*** Opening Supplied data ***

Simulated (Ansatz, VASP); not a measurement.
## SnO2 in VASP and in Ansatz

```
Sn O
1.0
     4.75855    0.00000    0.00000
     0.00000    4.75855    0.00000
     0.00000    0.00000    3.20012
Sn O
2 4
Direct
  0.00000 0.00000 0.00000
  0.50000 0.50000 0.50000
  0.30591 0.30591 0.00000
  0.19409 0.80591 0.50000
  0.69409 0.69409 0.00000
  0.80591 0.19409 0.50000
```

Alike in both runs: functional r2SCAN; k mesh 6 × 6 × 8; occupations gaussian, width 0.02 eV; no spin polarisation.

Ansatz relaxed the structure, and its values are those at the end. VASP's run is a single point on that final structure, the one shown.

*** Closing Supplied data ***

Above are some records; extract every one of them exactly.

Simulated (Ansatz, VASP); not a measurement.
## SnO2 in VASP and in Ansatz

```
Sn O
1.0
     4.75855    0.00000    0.00000
     0.00000    4.75855    0.00000
     0.00000    0.00000    3.20012
Sn O
2 4
Direct
  0.00000 0.00000 0.00000
  0.50000 0.50000 0.50000
  0.30591 0.30591 0.00000
  0.19409 0.80591 0.50000
  0.69409 0.69409 0.00000
  0.80591 0.19409 0.50000
```

Alike in both runs: functional r2SCAN; k mesh 6 × 6 × 8; occupations gaussian, width 0.02 eV; no spin polarisation.

Ansatz relaxed the structure, and its values are those at the end. VASP's run is a single point on that final structure, the one shown.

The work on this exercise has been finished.